Data extract:
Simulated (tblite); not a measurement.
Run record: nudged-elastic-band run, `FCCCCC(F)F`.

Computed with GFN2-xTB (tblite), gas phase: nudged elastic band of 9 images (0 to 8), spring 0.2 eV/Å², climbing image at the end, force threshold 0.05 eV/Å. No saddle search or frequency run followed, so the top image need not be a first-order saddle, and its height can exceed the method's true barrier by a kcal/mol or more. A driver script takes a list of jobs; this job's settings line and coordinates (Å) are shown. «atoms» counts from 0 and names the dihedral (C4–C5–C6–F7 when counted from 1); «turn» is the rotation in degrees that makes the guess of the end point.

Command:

Exercise: The records above must be retyped in full. Keep each one exactly as it is.

Written reply:
Simulated (tblite); not a measurement.
Run record: nudged-elastic-band run, `FCCCCC(F)F`.

Computed with GFN2-xTB (tblite), gas phase: nudged elastic band of 9 images (0 to 8), spring 0.2 eV/Å², climbing image at the end, force threshold 0.05 eV/Å. No saddle search or frequency run followed, so the top image need not be a first-order saddle, and its height can exceed the method's true barrier by a kcal/mol or more. A driver script takes a list of jobs; this job's settings line and coordinates (Å) are shown. «atoms» counts from 0 and names the dihedral (C4–C5–C6–F7 when counted from 1); «turn» is the rotation in degrees that makes the guess of the end point.

Command:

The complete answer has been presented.